*** Block opens ***
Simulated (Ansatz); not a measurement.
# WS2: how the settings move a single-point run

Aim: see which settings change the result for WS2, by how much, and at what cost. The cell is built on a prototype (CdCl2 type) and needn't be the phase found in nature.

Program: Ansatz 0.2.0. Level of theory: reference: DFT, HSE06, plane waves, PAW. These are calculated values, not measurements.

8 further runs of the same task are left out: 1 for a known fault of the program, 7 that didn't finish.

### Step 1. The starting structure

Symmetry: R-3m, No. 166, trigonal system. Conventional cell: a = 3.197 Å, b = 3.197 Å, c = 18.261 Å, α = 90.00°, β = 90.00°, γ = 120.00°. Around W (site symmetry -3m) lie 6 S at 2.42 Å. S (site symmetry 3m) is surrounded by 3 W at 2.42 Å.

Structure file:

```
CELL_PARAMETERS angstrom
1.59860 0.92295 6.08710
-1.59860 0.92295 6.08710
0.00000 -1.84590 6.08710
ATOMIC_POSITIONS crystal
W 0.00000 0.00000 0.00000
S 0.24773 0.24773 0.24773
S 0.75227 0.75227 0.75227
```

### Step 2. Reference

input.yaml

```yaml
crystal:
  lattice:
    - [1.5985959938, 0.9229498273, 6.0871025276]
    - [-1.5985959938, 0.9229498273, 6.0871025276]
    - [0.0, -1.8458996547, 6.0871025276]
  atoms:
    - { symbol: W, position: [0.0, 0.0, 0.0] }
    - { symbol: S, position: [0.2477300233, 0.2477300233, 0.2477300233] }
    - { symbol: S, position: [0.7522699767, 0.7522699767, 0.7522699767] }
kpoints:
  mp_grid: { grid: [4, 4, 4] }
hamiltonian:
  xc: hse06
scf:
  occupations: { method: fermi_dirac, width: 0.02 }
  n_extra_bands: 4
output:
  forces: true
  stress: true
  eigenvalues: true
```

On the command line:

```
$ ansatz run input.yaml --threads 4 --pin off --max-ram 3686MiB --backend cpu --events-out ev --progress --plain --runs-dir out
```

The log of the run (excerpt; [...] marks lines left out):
*** Block closes ***

Work request. Return, exactly, the lines from the first line of the records above to the line containing "### Step 1. The starting structure", both included.

Answer area.
Simulated (Ansatz); not a measurement.
# WS2: how the settings move a single-point run

Aim: see which settings change the result for WS2, by how much, and at what cost. The cell is built on a prototype (CdCl2 type) and needn't be the phase found in nature.

Program: Ansatz 0.2.0. Level of theory: reference: DFT, HSE06, plane waves, PAW. These are calculated values, not measurements.

8 further runs of the same task are left out: 1 for a known fault of the program, 7 that didn't finish.

### Step 1. The starting structure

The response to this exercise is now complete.